-- Opening Marker --

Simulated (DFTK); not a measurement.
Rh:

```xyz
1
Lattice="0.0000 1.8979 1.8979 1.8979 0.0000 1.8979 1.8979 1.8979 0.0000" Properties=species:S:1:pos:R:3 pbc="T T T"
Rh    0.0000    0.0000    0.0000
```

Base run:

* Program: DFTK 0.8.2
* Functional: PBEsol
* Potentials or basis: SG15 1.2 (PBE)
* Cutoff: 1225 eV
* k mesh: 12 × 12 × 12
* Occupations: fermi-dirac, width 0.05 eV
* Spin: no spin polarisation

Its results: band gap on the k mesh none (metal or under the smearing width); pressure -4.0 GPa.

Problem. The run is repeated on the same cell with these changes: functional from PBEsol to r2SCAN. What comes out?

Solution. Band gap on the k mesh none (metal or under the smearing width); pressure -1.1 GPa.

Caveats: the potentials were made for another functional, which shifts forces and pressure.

-- Closing Marker --

Set down, exactly as they stand above, the lines starting with the line with "Program: DFTK 0.8.2" and going on through the line with "Its results: band", and no others.

**TASK RESULT**
* Program: DFTK 0.8.2
* Functional: PBEsol
* Potentials or basis: SG15 1.2 (PBE)
* Cutoff: 1225 eV
* k mesh: 12 × 12 × 12
* Occupations: fermi-dirac, width 0.05 eV
* Spin: no spin polarisation

Its results: band gap on the k mesh none (metal or under the smearing width); pressure -4.0 GPa.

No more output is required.